■ Activity
Find the line with "15.91 | 11.82 |" and the line with "TPSS | meta-GGA | ? | ? |" in the entries below; output exactly those two lines, every line between them, and no others.

◇ ◇ ◇ ◇ ◇ ◇ ◇
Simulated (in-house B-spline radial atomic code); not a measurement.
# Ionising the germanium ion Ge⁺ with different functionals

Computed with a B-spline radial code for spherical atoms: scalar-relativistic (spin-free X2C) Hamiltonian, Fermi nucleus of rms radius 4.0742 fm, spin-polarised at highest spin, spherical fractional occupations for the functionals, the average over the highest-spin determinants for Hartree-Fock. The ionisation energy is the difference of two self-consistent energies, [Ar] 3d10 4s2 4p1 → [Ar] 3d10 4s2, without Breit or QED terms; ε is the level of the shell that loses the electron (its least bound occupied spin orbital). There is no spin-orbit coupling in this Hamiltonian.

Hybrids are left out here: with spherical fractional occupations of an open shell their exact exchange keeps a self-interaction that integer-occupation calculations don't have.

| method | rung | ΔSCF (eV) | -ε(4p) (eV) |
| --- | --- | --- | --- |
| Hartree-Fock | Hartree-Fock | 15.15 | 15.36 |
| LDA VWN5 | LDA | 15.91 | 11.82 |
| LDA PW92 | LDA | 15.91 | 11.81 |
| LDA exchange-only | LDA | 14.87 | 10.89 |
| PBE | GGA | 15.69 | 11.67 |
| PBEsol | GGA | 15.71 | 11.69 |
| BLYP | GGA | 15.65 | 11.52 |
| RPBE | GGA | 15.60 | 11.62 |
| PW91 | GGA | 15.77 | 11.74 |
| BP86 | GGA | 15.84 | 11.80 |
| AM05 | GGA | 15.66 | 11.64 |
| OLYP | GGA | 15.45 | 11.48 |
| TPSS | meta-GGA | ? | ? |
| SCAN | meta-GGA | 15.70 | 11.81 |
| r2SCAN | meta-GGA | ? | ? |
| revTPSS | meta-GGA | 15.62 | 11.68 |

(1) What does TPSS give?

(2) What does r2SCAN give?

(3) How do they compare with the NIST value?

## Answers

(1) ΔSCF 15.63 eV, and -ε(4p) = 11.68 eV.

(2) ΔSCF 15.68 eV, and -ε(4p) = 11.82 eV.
◇ ◇ ◇ ◇ ◇ ◇ ◇

■ Expected answer
| LDA VWN5 | LDA | 15.91 | 11.82 |
| LDA PW92 | LDA | 15.91 | 11.81 |
| LDA exchange-only | LDA | 14.87 | 10.89 |
| PBE | GGA | 15.69 | 11.67 |
| PBEsol | GGA | 15.71 | 11.69 |
| BLYP | GGA | 15.65 | 11.52 |
| RPBE | GGA | 15.60 | 11.62 |
| PW91 | GGA | 15.77 | 11.74 |
| BP86 | GGA | 15.84 | 11.80 |
| AM05 | GGA | 15.66 | 11.64 |
| OLYP | GGA | 15.45 | 11.48 |
| TPSS | meta-GGA | ? | ? |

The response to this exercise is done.